──────── SUPPLIED DATA

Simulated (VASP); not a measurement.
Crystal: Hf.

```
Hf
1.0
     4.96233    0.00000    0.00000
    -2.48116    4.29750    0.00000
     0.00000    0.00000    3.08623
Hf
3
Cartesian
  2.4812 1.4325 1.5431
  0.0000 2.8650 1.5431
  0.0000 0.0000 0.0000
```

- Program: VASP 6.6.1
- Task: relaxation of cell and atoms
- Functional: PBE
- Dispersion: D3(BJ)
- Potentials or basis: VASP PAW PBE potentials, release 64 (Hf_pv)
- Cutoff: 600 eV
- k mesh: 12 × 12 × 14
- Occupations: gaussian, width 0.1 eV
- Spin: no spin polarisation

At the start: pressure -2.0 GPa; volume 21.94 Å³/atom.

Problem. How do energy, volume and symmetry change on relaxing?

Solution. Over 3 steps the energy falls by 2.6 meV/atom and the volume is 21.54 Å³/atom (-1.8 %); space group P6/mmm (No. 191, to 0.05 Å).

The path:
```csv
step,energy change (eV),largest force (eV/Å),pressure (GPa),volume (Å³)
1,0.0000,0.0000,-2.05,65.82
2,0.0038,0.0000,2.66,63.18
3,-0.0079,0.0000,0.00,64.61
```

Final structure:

────────────────

§ WORK ITEM
Each line from the start of the listing through the line with "Problem. How do" is to be restated verbatim, both ends included.

§ YOUR RESPONSE
Simulated (VASP); not a measurement.
Crystal: Hf.

```
Hf
1.0
     4.96233    0.00000    0.00000
    -2.48116    4.29750    0.00000
     0.00000    0.00000    3.08623
Hf
3
Cartesian
  2.4812 1.4325 1.5431
  0.0000 2.8650 1.5431
  0.0000 0.0000 0.0000
```

- Program: VASP 6.6.1
- Task: relaxation of cell and atoms
- Functional: PBE
- Dispersion: D3(BJ)
- Potentials or basis: VASP PAW PBE potentials, release 64 (Hf_pv)
- Cutoff: 600 eV
- k mesh: 12 × 12 × 14
- Occupations: gaussian, width 0.1 eV
- Spin: no spin polarisation

At the start: pressure -2.0 GPa; volume 21.94 Å³/atom.

Problem. How do energy, volume and symmetry change on relaxing?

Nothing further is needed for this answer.